Each line of the material should be output exactly as shown.

=== Section Start ===

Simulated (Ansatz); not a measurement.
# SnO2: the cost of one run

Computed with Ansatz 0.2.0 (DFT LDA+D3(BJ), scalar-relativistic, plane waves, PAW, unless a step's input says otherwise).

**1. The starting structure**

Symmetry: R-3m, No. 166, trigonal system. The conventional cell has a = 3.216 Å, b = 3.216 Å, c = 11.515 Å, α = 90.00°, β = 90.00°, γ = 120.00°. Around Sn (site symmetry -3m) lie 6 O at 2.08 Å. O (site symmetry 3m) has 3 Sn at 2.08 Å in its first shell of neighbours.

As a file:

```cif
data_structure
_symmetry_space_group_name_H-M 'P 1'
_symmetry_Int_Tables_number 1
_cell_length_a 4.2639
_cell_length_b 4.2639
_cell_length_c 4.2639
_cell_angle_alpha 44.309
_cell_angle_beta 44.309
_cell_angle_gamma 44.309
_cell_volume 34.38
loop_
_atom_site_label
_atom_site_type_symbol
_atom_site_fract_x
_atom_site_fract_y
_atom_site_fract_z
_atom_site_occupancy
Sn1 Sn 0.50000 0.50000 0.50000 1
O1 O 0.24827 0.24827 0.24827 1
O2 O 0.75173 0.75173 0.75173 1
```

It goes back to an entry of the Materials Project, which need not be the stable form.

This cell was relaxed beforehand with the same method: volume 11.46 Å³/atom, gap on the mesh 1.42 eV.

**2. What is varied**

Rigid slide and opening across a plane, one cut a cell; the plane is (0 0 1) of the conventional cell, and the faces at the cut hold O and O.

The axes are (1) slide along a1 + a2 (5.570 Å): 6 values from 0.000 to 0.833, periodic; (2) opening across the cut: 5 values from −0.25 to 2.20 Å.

=== Section End ===

* Response area
Simulated (Ansatz); not a measurement.
# SnO2: the cost of one run

Computed with Ansatz 0.2.0 (DFT LDA+D3(BJ), scalar-relativistic, plane waves, PAW, unless a step's input says otherwise).

**1. The starting structure**

Symmetry: R-3m, No. 166, trigonal system. The conventional cell has a = 3.216 Å, b = 3.216 Å, c = 11.515 Å, α = 90.00°, β = 90.00°, γ = 120.00°. Around Sn (site symmetry -3m) lie 6 O at 2.08 Å. O (site symmetry 3m) has 3 Sn at 2.08 Å in its first shell of neighbours.

As a file:

```cif
data_structure
_symmetry_space_group_name_H-M 'P 1'
_symmetry_Int_Tables_number 1
_cell_length_a 4.2639
_cell_length_b 4.2639
_cell_length_c 4.2639
_cell_angle_alpha 44.309
_cell_angle_beta 44.309
_cell_angle_gamma 44.309
_cell_volume 34.38
loop_
_atom_site_label
_atom_site_type_symbol
_atom_site_fract_x
_atom_site_fract_y
_atom_site_fract_z
_atom_site_occupancy
Sn1 Sn 0.50000 0.50000 0.50000 1
O1 O 0.24827 0.24827 0.24827 1
O2 O 0.75173 0.75173 0.75173 1
```

It goes back to an entry of the Materials Project, which need not be the stable form.

This cell was relaxed beforehand with the same method: volume 11.46 Å³/atom, gap on the mesh 1.42 eV.

**2. What is varied**

Rigid slide and opening across a plane, one cut a cell; the plane is (0 0 1) of the conventional cell, and the faces at the cut hold O and O.

The axes are (1) slide along a1 + a2 (5.570 Å): 6 values from 0.000 to 0.833, periodic; (2) opening across the cut: 5 values from −0.25 to 2.20 Å.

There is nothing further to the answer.